• _Brief_:
The reply should contain each record below, returned exactly as given.

• _Recorded information_:
= = = = = = =

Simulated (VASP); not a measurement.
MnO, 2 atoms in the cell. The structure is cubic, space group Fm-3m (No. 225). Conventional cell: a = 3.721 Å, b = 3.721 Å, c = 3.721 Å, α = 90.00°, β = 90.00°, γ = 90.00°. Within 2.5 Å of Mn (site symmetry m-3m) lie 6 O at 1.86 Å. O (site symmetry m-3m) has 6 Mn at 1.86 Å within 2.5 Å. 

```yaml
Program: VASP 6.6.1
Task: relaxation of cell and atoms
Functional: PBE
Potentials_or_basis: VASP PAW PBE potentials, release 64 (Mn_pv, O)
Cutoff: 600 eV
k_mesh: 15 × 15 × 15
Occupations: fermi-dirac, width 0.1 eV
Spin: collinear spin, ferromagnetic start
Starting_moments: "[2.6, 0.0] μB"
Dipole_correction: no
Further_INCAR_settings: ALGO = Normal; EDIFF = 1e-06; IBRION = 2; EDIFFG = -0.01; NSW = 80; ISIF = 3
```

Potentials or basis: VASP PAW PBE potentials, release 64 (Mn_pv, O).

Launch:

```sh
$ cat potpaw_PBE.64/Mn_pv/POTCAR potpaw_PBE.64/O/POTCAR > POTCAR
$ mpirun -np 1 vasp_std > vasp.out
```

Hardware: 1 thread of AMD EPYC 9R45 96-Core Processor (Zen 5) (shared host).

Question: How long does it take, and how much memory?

= = = = = = =

• _Task output_:
Simulated (VASP); not a measurement.
MnO, 2 atoms in the cell. The structure is cubic, space group Fm-3m (No. 225). Conventional cell: a = 3.721 Å, b = 3.721 Å, c = 3.721 Å, α = 90.00°, β = 90.00°, γ = 90.00°. Within 2.5 Å of Mn (site symmetry m-3m) lie 6 O at 1.86 Å. O (site symmetry m-3m) has 6 Mn at 1.86 Å within 2.5 Å. 

```yaml
Program: VASP 6.6.1
Task: relaxation of cell and atoms
Functional: PBE
Potentials_or_basis: VASP PAW PBE potentials, release 64 (Mn_pv, O)
Cutoff: 600 eV
k_mesh: 15 × 15 × 15
Occupations: fermi-dirac, width 0.1 eV
Spin: collinear spin, ferromagnetic start
Starting_moments: "[2.6, 0.0] μB"
Dipole_correction: no
Further_INCAR_settings: ALGO = Normal; EDIFF = 1e-06; IBRION = 2; EDIFFG = -0.01; NSW = 80; ISIF = 3
```

Potentials or basis: VASP PAW PBE potentials, release 64 (Mn_pv, O).

Launch:

```sh
$ cat potpaw_PBE.64/Mn_pv/POTCAR potpaw_PBE.64/O/POTCAR > POTCAR
$ mpirun -np 1 vasp_std > vasp.out
```

Hardware: 1 thread of AMD EPYC 9R45 96-Core Processor (Zen 5) (shared host).

Question: How long does it take, and how much memory?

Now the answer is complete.